------------------------------------------------

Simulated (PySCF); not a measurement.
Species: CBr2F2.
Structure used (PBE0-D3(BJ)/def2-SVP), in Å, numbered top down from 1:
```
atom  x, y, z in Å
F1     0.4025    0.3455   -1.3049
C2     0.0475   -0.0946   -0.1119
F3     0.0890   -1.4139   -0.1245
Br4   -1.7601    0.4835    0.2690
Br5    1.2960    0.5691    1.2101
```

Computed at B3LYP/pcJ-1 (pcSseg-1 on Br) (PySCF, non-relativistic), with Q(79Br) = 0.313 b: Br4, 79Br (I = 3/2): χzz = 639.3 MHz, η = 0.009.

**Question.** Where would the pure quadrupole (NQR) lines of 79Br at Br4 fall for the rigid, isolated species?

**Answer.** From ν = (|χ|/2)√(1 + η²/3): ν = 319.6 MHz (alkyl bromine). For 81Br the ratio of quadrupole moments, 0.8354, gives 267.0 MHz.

------------------------------------------------

ASSIGNMENT: Word for word, return each of the entries.

EXERCISE ANSWER:
Simulated (PySCF); not a measurement.
Species: CBr2F2.
Structure used (PBE0-D3(BJ)/def2-SVP), in Å, numbered top down from 1:
```
atom  x, y, z in Å
F1     0.4025    0.3455   -1.3049
C2     0.0475   -0.0946   -0.1119
F3     0.0890   -1.4139   -0.1245
Br4   -1.7601    0.4835    0.2690
Br5    1.2960    0.5691    1.2101
```

Computed at B3LYP/pcJ-1 (pcSseg-1 on Br) (PySCF, non-relativistic), with Q(79Br) = 0.313 b: Br4, 79Br (I = 3/2): χzz = 639.3 MHz, η = 0.009.

**Question.** Where would the pure quadrupole (NQR) lines of 79Br at Br4 fall for the rigid, isolated species?

**Answer.** From ν = (|χ|/2)√(1 + η²/3): ν = 319.6 MHz (alkyl bromine). For 81Br the ratio of quadrupole moments, 0.8354, gives 267.0 MHz.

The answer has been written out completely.